== Segment start ==

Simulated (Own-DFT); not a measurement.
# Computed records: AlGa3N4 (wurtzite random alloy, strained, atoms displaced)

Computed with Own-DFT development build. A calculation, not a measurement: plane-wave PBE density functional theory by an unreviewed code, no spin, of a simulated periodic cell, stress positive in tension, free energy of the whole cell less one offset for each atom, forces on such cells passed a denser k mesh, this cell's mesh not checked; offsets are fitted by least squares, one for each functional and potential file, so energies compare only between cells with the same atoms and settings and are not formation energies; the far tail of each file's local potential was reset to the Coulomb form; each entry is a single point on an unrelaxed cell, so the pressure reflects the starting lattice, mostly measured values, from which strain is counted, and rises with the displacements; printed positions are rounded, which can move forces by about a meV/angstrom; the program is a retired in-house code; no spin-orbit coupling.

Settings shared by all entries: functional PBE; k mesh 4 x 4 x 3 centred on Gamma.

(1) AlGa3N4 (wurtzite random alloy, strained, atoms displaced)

== Segment end ==

→ Action item: The material is to be transcribed once more, exactly and completely.

→ Answer space:
Simulated (Own-DFT); not a measurement.
# Computed records: AlGa3N4 (wurtzite random alloy, strained, atoms displaced)

Computed with Own-DFT development build. A calculation, not a measurement: plane-wave PBE density functional theory by an unreviewed code, no spin, of a simulated periodic cell, stress positive in tension, free energy of the whole cell less one offset for each atom, forces on such cells passed a denser k mesh, this cell's mesh not checked; offsets are fitted by least squares, one for each functional and potential file, so energies compare only between cells with the same atoms and settings and are not formation energies; the far tail of each file's local potential was reset to the Coulomb form; each entry is a single point on an unrelaxed cell, so the pressure reflects the starting lattice, mostly measured values, from which strain is counted, and rises with the displacements; printed positions are rounded, which can move forces by about a meV/angstrom; the program is a retired in-house code; no spin-orbit coupling.

Settings shared by all entries: functional PBE; k mesh 4 x 4 x 3 centred on Gamma.

(1) AlGa3N4 (wurtzite random alloy, strained, atoms displaced)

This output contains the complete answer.